> Listed records:
#####

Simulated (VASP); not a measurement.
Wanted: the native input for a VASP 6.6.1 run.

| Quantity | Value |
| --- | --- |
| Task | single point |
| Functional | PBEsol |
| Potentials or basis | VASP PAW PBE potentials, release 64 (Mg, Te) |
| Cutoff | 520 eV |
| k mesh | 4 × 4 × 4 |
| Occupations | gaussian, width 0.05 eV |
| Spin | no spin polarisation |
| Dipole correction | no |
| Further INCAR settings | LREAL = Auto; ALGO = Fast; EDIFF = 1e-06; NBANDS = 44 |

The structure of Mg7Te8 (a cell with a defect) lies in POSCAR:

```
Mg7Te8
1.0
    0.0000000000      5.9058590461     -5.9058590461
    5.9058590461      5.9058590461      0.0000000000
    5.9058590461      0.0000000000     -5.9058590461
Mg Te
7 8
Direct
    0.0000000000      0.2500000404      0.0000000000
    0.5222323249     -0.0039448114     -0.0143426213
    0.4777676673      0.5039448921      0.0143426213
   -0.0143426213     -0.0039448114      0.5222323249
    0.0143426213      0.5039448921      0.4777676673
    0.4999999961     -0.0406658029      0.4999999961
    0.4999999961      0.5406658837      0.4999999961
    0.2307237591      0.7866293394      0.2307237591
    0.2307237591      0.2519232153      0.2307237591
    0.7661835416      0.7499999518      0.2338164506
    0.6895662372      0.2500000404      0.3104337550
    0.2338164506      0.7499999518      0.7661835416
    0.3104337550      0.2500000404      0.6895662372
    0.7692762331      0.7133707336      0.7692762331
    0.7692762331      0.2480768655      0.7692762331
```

#####

> Exercise: Take the entries above and repeat them. Alter nothing.

> Task result:
Simulated (VASP); not a measurement.
Wanted: the native input for a VASP 6.6.1 run.

| Quantity | Value |
| --- | --- |
| Task | single point |
| Functional | PBEsol |
| Potentials or basis | VASP PAW PBE potentials, release 64 (Mg, Te) |
| Cutoff | 520 eV |
| k mesh | 4 × 4 × 4 |
| Occupations | gaussian, width 0.05 eV |
| Spin | no spin polarisation |
| Dipole correction | no |
| Further INCAR settings | LREAL = Auto; ALGO = Fast; EDIFF = 1e-06; NBANDS = 44 |

The structure of Mg7Te8 (a cell with a defect) lies in POSCAR:

```
Mg7Te8
1.0
    0.0000000000      5.9058590461     -5.9058590461
    5.9058590461      5.9058590461      0.0000000000
    5.9058590461      0.0000000000     -5.9058590461
Mg Te
7 8
Direct
    0.0000000000      0.2500000404      0.0000000000
    0.5222323249     -0.0039448114     -0.0143426213
    0.4777676673      0.5039448921      0.0143426213
   -0.0143426213     -0.0039448114      0.5222323249
    0.0143426213      0.5039448921      0.4777676673
    0.4999999961     -0.0406658029      0.4999999961
    0.4999999961      0.5406658837      0.4999999961
    0.2307237591      0.7866293394      0.2307237591
    0.2307237591      0.2519232153      0.2307237591
    0.7661835416      0.7499999518      0.2338164506
    0.6895662372      0.2500000404      0.3104337550
    0.2338164506      0.7499999518      0.7661835416
    0.3104337550      0.2500000404      0.6895662372
    0.7692762331      0.7133707336      0.7692762331
    0.7692762331      0.2480768655      0.7692762331
```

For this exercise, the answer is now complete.